» ASSIGNMENT
Your job is to set down the stretch of entries that opens with the line containing "CdS, 4 atoms" and closes with the line containing "single point |". Keep both end lines, copy each exactly, and add nothing.

[Start of Attachment]

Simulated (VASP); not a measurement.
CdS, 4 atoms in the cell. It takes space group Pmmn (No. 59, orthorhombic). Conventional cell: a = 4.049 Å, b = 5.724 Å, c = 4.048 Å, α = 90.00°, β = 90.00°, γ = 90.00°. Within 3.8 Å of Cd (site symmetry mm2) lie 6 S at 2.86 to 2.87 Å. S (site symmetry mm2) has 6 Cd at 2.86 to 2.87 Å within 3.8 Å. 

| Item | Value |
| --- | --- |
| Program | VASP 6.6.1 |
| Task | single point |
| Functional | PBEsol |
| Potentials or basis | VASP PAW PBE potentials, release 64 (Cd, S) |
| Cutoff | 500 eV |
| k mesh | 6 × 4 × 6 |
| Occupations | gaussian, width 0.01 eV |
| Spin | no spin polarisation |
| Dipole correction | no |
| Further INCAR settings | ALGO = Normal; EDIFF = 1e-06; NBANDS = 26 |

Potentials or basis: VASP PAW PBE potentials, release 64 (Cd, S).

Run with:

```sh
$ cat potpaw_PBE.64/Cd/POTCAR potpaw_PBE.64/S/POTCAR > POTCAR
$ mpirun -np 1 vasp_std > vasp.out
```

[End of Attachment]

» EXERCISE RESPONSE
CdS, 4 atoms in the cell. It takes space group Pmmn (No. 59, orthorhombic). Conventional cell: a = 4.049 Å, b = 5.724 Å, c = 4.048 Å, α = 90.00°, β = 90.00°, γ = 90.00°. Within 3.8 Å of Cd (site symmetry mm2) lie 6 S at 2.86 to 2.87 Å. S (site symmetry mm2) has 6 Cd at 2.86 to 2.87 Å within 3.8 Å. 

| Item | Value |
| --- | --- |
| Program | VASP 6.6.1 |
| Task | single point |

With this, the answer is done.